--- --- ---
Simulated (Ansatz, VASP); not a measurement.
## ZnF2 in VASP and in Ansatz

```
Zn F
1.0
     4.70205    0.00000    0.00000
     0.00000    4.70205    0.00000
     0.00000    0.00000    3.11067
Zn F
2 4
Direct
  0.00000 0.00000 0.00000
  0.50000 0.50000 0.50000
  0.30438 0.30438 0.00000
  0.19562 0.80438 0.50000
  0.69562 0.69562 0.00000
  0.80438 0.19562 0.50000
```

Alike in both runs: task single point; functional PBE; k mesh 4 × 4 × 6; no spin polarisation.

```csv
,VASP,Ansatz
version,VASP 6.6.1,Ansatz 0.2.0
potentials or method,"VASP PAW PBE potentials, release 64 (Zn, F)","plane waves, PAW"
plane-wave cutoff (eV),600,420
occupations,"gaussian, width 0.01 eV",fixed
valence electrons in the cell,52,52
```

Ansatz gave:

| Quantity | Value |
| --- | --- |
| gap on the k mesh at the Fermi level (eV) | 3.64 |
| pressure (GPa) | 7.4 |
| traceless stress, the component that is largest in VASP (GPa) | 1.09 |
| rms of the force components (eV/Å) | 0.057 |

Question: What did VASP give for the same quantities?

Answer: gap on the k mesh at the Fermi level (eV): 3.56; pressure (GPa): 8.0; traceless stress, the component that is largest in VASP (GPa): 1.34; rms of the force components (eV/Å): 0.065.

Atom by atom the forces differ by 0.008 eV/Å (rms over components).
--- --- ---

Set the entries down again exactly, beginning with their first line and ending with the line that contains "Answer: gap on"; omit all other lines.

= Answer box =
Simulated (Ansatz, VASP); not a measurement.
## ZnF2 in VASP and in Ansatz

```
Zn F
1.0
     4.70205    0.00000    0.00000
     0.00000    4.70205    0.00000
     0.00000    0.00000    3.11067
Zn F
2 4
Direct
  0.00000 0.00000 0.00000
  0.50000 0.50000 0.50000
  0.30438 0.30438 0.00000
  0.19562 0.80438 0.50000
  0.69562 0.69562 0.00000
  0.80438 0.19562 0.50000
```

Alike in both runs: task single point; functional PBE; k mesh 4 × 4 × 6; no spin polarisation.

```csv
,VASP,Ansatz
version,VASP 6.6.1,Ansatz 0.2.0
potentials or method,"VASP PAW PBE potentials, release 64 (Zn, F)","plane waves, PAW"
plane-wave cutoff (eV),600,420
occupations,"gaussian, width 0.01 eV",fixed
valence electrons in the cell,52,52
```

Ansatz gave:

| Quantity | Value |
| --- | --- |
| gap on the k mesh at the Fermi level (eV) | 3.64 |
| pressure (GPa) | 7.4 |
| traceless stress, the component that is largest in VASP (GPa) | 1.09 |
| rms of the force components (eV/Å) | 0.057 |

Question: What did VASP give for the same quantities?

Answer: gap on the k mesh at the Fermi level (eV): 3.56; pressure (GPa): 8.0; traceless stress, the component that is largest in VASP (GPa): 1.34; rms of the force components (eV/Å): 0.065.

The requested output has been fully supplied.